#### [EXERCISE]
The records below should be printed once more, exactly as they appear.

*** EXCERPTED DATA ***
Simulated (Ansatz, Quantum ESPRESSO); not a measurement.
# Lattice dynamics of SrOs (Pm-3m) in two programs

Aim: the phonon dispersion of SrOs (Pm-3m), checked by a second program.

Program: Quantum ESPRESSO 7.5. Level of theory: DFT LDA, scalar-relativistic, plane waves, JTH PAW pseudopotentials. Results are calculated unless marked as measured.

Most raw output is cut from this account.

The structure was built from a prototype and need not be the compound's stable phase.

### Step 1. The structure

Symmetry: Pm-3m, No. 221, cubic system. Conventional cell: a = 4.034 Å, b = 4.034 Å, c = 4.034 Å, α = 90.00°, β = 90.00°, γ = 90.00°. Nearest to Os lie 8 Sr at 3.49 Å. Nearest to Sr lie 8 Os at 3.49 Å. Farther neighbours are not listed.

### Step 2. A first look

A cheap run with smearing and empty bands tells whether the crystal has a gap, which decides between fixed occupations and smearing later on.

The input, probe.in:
*** End of EXCERPTED DATA ***

#### [RESULT]
Simulated (Ansatz, Quantum ESPRESSO); not a measurement.
# Lattice dynamics of SrOs (Pm-3m) in two programs

Aim: the phonon dispersion of SrOs (Pm-3m), checked by a second program.

Program: Quantum ESPRESSO 7.5. Level of theory: DFT LDA, scalar-relativistic, plane waves, JTH PAW pseudopotentials. Results are calculated unless marked as measured.

Most raw output is cut from this account.

The structure was built from a prototype and need not be the compound's stable phase.

### Step 1. The structure

Symmetry: Pm-3m, No. 221, cubic system. Conventional cell: a = 4.034 Å, b = 4.034 Å, c = 4.034 Å, α = 90.00°, β = 90.00°, γ = 90.00°. Nearest to Os lie 8 Sr at 3.49 Å. Nearest to Sr lie 8 Os at 3.49 Å. Farther neighbours are not listed.

### Step 2. A first look

A cheap run with smearing and empty bands tells whether the crystal has a gap, which decides between fixed occupations and smearing later on.

The input, probe.in:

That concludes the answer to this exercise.